__Work instruction__
Take the records below and write them out again exactly.

__Recorded information__
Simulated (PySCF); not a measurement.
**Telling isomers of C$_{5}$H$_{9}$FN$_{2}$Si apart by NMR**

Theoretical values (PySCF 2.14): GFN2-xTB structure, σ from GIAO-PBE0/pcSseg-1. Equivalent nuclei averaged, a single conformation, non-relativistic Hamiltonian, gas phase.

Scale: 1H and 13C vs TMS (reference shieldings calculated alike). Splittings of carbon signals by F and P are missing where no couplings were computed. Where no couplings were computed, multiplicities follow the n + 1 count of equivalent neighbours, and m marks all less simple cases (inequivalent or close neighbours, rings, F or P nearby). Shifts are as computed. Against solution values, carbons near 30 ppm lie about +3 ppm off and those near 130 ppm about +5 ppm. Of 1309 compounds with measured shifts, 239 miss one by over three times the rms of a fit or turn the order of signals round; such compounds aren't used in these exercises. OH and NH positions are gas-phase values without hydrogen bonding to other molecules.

__Exercise response__
Simulated (PySCF); not a measurement.
**Telling isomers of C$_{5}$H$_{9}$FN$_{2}$Si apart by NMR**

Theoretical values (PySCF 2.14): GFN2-xTB structure, σ from GIAO-PBE0/pcSseg-1. Equivalent nuclei averaged, a single conformation, non-relativistic Hamiltonian, gas phase.

Scale: 1H and 13C vs TMS (reference shieldings calculated alike). Splittings of carbon signals by F and P are missing where no couplings were computed. Where no couplings were computed, multiplicities follow the n + 1 count of equivalent neighbours, and m marks all less simple cases (inequivalent or close neighbours, rings, F or P nearby). Shifts are as computed. Against solution values, carbons near 30 ppm lie about +3 ppm off and those near 130 ppm about +5 ppm. Of 1309 compounds with measured shifts, 239 miss one by over three times the rms of a fit or turn the order of signals round; such compounds aren't used in these exercises. OH and NH positions are gas-phase values without hydrogen bonding to other molecules.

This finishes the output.